Without any omission, reproduce the records that follow.

* * * *
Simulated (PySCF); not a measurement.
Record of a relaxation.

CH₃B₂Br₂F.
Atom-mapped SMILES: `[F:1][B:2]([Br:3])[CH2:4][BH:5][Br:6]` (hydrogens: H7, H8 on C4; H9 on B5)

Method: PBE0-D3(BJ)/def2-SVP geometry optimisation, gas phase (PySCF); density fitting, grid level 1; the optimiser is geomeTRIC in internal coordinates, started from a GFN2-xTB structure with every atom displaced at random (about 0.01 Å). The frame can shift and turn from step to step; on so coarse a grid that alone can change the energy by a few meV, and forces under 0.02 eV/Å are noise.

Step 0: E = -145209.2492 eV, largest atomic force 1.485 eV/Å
* * * *

**Task solution**
Simulated (PySCF); not a measurement.
Record of a relaxation.

CH₃B₂Br₂F.
Atom-mapped SMILES: `[F:1][B:2]([Br:3])[CH2:4][BH:5][Br:6]` (hydrogens: H7, H8 on C4; H9 on B5)

Method: PBE0-D3(BJ)/def2-SVP geometry optimisation, gas phase (PySCF); density fitting, grid level 1; the optimiser is geomeTRIC in internal coordinates, started from a GFN2-xTB structure with every atom displaced at random (about 0.01 Å). The frame can shift and turn from step to step; on so coarse a grid that alone can change the energy by a few meV, and forces under 0.02 eV/Å are noise.

Step 0: E = -145209.2492 eV, largest atomic force 1.485 eV/Å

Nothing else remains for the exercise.